§ Required action
Your job is to print the listing exactly.

§ Data for analysis
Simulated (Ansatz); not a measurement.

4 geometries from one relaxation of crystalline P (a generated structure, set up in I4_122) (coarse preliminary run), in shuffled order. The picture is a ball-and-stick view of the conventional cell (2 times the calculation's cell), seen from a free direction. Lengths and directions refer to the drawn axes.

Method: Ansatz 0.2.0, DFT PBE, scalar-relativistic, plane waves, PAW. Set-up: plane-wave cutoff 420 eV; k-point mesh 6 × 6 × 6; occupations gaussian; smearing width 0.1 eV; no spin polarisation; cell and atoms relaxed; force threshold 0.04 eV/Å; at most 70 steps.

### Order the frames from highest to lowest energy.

§ Solution
Simulated (Ansatz); not a measurement.

4 geometries from one relaxation of crystalline P (a generated structure, set up in I4_122) (coarse preliminary run), in shuffled order. The picture is a ball-and-stick view of the conventional cell (2 times the calculation's cell), seen from a free direction. Lengths and directions refer to the drawn axes.

Method: Ansatz 0.2.0, DFT PBE, scalar-relativistic, plane waves, PAW. Set-up: plane-wave cutoff 420 eV; k-point mesh 6 × 6 × 6; occupations gaussian; smearing width 0.1 eV; no spin polarisation; cell and atoms relaxed; force threshold 0.04 eV/Å; at most 70 steps.

### Order the frames from highest to lowest energy.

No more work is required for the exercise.